* **Action item**
The records below are to be transcribed word for word.

+ + + +

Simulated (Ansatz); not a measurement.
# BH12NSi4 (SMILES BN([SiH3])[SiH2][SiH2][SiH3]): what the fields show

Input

+ + + +

* **Response**
Simulated (Ansatz); not a measurement.
# BH12NSi4 (SMILES BN([SiH3])[SiH2][SiH2][SiH3]): what the fields show

Input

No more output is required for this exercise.